Action item: Start with the first line of the material. Repeat each line exactly through the one that contains "(Ta_pv, N) |".

═══ Source data ═══

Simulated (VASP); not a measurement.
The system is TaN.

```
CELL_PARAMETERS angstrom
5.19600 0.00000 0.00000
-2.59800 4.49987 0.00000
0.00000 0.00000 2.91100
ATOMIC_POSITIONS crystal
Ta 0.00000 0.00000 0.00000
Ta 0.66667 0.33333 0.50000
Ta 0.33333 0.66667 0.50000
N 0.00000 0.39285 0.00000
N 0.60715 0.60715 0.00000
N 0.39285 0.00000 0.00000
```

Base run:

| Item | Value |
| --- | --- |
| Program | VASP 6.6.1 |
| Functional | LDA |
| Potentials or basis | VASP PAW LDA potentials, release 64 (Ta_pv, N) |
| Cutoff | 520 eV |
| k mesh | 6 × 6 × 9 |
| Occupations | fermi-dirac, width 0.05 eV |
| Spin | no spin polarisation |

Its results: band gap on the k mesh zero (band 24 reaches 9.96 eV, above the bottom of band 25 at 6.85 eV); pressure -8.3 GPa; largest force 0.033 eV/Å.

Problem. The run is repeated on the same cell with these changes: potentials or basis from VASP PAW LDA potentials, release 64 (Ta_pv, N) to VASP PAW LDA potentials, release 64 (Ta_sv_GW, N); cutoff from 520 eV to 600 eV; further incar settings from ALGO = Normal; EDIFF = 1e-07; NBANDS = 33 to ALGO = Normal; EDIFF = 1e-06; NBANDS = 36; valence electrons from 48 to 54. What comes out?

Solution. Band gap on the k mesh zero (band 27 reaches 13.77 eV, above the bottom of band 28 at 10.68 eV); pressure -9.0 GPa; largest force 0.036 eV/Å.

═══

Written solution:
Simulated (VASP); not a measurement.
The system is TaN.

```
CELL_PARAMETERS angstrom
5.19600 0.00000 0.00000
-2.59800 4.49987 0.00000
0.00000 0.00000 2.91100
ATOMIC_POSITIONS crystal
Ta 0.00000 0.00000 0.00000
Ta 0.66667 0.33333 0.50000
Ta 0.33333 0.66667 0.50000
N 0.00000 0.39285 0.00000
N 0.60715 0.60715 0.00000
N 0.39285 0.00000 0.00000
```

Base run:

| Item | Value |
| --- | --- |
| Program | VASP 6.6.1 |
| Functional | LDA |
| Potentials or basis | VASP PAW LDA potentials, release 64 (Ta_pv, N) |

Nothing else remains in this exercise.